Work item
Reproduce the whole listing that follows, exactly as it stands.

[Start of section]

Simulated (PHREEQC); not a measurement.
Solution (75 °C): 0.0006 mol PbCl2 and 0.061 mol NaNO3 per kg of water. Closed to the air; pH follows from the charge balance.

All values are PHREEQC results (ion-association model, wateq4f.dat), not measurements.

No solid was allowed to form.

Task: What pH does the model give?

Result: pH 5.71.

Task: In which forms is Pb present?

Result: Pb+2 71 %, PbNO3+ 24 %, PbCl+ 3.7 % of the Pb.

[End of section]

Written reply
Simulated (PHREEQC); not a measurement.
Solution (75 °C): 0.0006 mol PbCl2 and 0.061 mol NaNO3 per kg of water. Closed to the air; pH follows from the charge balance.

All values are PHREEQC results (ion-association model, wateq4f.dat), not measurements.

No solid was allowed to form.

Task: What pH does the model give?

Result: pH 5.71.

Task: In which forms is Pb present?

Result: Pb+2 71 %, PbNO3+ 24 %, PbCl+ 3.7 % of the Pb.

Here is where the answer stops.